▸ Work instruction: Without skipping anything, write out each record below exactly.

***** Data for review

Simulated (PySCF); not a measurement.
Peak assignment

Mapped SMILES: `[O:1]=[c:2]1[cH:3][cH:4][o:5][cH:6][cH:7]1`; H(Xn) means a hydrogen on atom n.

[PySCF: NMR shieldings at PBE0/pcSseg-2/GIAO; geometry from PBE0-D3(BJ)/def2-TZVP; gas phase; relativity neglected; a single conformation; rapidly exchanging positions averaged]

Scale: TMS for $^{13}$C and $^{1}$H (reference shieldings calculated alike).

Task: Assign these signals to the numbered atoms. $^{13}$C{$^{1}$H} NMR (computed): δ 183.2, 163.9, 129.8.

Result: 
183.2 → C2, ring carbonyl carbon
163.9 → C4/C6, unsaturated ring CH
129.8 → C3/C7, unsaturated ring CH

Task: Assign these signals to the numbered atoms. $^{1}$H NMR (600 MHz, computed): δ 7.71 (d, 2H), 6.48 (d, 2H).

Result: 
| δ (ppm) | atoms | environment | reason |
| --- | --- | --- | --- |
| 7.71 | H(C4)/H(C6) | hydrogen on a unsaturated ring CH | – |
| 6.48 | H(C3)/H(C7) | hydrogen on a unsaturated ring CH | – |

**********

▸ Response area:
Simulated (PySCF); not a measurement.
Peak assignment

Mapped SMILES: `[O:1]=[c:2]1[cH:3][cH:4][o:5][cH:6][cH:7]1`; H(Xn) means a hydrogen on atom n.

[PySCF: NMR shieldings at PBE0/pcSseg-2/GIAO; geometry from PBE0-D3(BJ)/def2-TZVP; gas phase; relativity neglected; a single conformation; rapidly exchanging positions averaged]

Scale: TMS for $^{13}$C and $^{1}$H (reference shieldings calculated alike).

Task: Assign these signals to the numbered atoms. $^{13}$C{$^{1}$H} NMR (computed): δ 183.2, 163.9, 129.8.

Result: 
183.2 → C2, ring carbonyl carbon
163.9 → C4/C6, unsaturated ring CH
129.8 → C3/C7, unsaturated ring CH

Task: Assign these signals to the numbered atoms. $^{1}$H NMR (600 MHz, computed): δ 7.71 (d, 2H), 6.48 (d, 2H).

Result: 
| δ (ppm) | atoms | environment | reason |
| --- | --- | --- | --- |
| 7.71 | H(C4)/H(C6) | hydrogen on a unsaturated ring CH | – |
| 6.48 | H(C3)/H(C7) | hydrogen on a unsaturated ring CH | – |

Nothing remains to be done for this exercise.